Data supplied:
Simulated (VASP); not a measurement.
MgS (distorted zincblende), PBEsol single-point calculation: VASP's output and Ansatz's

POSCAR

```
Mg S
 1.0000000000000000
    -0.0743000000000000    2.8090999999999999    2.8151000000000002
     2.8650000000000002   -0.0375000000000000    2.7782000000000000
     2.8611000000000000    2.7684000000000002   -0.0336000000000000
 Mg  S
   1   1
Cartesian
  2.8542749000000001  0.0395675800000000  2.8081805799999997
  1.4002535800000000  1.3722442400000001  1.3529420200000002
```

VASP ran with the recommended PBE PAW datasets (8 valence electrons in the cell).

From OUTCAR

Action item: Above are the lines; repeat exactly the ones from the line containing "MgS (distorted zincblende), PBEsol" down to the line containing "VASP ran with", both inclusive.

Written answer:
MgS (distorted zincblende), PBEsol single-point calculation: VASP's output and Ansatz's

POSCAR

```
Mg S
 1.0000000000000000
    -0.0743000000000000    2.8090999999999999    2.8151000000000002
     2.8650000000000002   -0.0375000000000000    2.7782000000000000
     2.8611000000000000    2.7684000000000002   -0.0336000000000000
 Mg  S
   1   1
Cartesian
  2.8542749000000001  0.0395675800000000  2.8081805799999997
  1.4002535800000000  1.3722442400000001  1.3529420200000002
```

VASP ran with the recommended PBE PAW datasets (8 valence electrons in the cell).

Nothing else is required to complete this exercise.